*Work order*: Write out each entry, exactly the way it appears.

#### Recorded data
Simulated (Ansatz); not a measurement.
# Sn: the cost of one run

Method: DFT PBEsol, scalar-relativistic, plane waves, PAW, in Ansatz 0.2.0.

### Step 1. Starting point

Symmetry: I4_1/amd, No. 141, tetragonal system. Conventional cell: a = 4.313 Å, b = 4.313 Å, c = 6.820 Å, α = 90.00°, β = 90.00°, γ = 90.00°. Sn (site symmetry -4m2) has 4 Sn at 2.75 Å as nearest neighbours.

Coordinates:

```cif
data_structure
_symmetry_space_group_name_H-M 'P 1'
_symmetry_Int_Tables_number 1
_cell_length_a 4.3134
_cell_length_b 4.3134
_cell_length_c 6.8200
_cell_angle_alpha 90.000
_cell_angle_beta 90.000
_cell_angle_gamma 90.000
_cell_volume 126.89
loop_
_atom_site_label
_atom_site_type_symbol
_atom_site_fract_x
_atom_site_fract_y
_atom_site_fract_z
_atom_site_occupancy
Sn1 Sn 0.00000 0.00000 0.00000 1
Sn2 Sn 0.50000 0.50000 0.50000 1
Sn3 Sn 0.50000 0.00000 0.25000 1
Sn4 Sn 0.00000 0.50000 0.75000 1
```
########

*Worked solution*:
Simulated (Ansatz); not a measurement.
# Sn: the cost of one run

Method: DFT PBEsol, scalar-relativistic, plane waves, PAW, in Ansatz 0.2.0.

### Step 1. Starting point

Symmetry: I4_1/amd, No. 141, tetragonal system. Conventional cell: a = 4.313 Å, b = 4.313 Å, c = 6.820 Å, α = 90.00°, β = 90.00°, γ = 90.00°. Sn (site symmetry -4m2) has 4 Sn at 2.75 Å as nearest neighbours.

Coordinates:

```cif
data_structure
_symmetry_space_group_name_H-M 'P 1'
_symmetry_Int_Tables_number 1
_cell_length_a 4.3134
_cell_length_b 4.3134
_cell_length_c 6.8200
_cell_angle_alpha 90.000
_cell_angle_beta 90.000
_cell_angle_gamma 90.000
_cell_volume 126.89
loop_
_atom_site_label
_atom_site_type_symbol
_atom_site_fract_x
_atom_site_fract_y
_atom_site_fract_z
_atom_site_occupancy
Sn1 Sn 0.00000 0.00000 0.00000 1
Sn2 Sn 0.50000 0.50000 0.50000 1
Sn3 Sn 0.50000 0.00000 0.25000 1
Sn4 Sn 0.00000 0.50000 0.75000 1
```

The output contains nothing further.